## Task item
Start with the first line of the records below. Output each line exactly, ending with the one that contains "the main results?".

___

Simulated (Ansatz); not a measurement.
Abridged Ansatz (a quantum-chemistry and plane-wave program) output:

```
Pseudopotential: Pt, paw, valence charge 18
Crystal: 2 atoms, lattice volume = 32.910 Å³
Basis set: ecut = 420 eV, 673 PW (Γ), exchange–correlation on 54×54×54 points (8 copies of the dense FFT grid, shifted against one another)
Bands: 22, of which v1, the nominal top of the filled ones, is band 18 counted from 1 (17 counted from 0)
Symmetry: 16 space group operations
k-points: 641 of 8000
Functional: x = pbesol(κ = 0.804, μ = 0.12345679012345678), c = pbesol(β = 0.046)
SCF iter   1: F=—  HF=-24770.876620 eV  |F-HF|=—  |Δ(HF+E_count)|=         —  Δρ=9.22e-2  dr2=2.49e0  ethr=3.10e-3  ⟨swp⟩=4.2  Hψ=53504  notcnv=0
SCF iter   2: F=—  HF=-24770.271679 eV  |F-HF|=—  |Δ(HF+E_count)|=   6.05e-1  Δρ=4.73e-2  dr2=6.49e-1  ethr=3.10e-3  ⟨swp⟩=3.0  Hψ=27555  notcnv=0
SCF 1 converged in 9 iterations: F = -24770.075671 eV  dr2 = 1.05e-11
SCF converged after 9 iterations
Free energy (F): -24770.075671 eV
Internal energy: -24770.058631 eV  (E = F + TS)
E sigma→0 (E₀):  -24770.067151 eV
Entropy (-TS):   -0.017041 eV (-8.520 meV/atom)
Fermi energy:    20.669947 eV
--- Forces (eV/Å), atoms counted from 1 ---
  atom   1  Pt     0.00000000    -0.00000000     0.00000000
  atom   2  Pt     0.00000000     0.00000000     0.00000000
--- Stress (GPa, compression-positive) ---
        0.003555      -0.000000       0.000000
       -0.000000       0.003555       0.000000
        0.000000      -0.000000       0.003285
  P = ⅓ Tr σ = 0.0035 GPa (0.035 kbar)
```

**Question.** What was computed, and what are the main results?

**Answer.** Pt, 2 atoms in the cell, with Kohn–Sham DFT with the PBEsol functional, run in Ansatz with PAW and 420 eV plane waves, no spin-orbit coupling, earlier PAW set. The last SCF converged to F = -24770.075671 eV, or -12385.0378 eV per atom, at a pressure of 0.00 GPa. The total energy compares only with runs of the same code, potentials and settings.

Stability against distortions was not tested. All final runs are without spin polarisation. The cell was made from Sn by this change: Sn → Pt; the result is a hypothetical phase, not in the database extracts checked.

___

## Answer section
Simulated (Ansatz); not a measurement.
Abridged Ansatz (a quantum-chemistry and plane-wave program) output:

```
Pseudopotential: Pt, paw, valence charge 18
Crystal: 2 atoms, lattice volume = 32.910 Å³
Basis set: ecut = 420 eV, 673 PW (Γ), exchange–correlation on 54×54×54 points (8 copies of the dense FFT grid, shifted against one another)
Bands: 22, of which v1, the nominal top of the filled ones, is band 18 counted from 1 (17 counted from 0)
Symmetry: 16 space group operations
k-points: 641 of 8000
Functional: x = pbesol(κ = 0.804, μ = 0.12345679012345678), c = pbesol(β = 0.046)
SCF iter   1: F=—  HF=-24770.876620 eV  |F-HF|=—  |Δ(HF+E_count)|=         —  Δρ=9.22e-2  dr2=2.49e0  ethr=3.10e-3  ⟨swp⟩=4.2  Hψ=53504  notcnv=0
SCF iter   2: F=—  HF=-24770.271679 eV  |F-HF|=—  |Δ(HF+E_count)|=   6.05e-1  Δρ=4.73e-2  dr2=6.49e-1  ethr=3.10e-3  ⟨swp⟩=3.0  Hψ=27555  notcnv=0
SCF 1 converged in 9 iterations: F = -24770.075671 eV  dr2 = 1.05e-11
SCF converged after 9 iterations
Free energy (F): -24770.075671 eV
Internal energy: -24770.058631 eV  (E = F + TS)
E sigma→0 (E₀):  -24770.067151 eV
Entropy (-TS):   -0.017041 eV (-8.520 meV/atom)
Fermi energy:    20.669947 eV
--- Forces (eV/Å), atoms counted from 1 ---
  atom   1  Pt     0.00000000    -0.00000000     0.00000000
  atom   2  Pt     0.00000000     0.00000000     0.00000000
--- Stress (GPa, compression-positive) ---
        0.003555      -0.000000       0.000000
       -0.000000       0.003555       0.000000
        0.000000      -0.000000       0.003285
  P = ⅓ Tr σ = 0.0035 GPa (0.035 kbar)
```

**Question.** What was computed, and what are the main results?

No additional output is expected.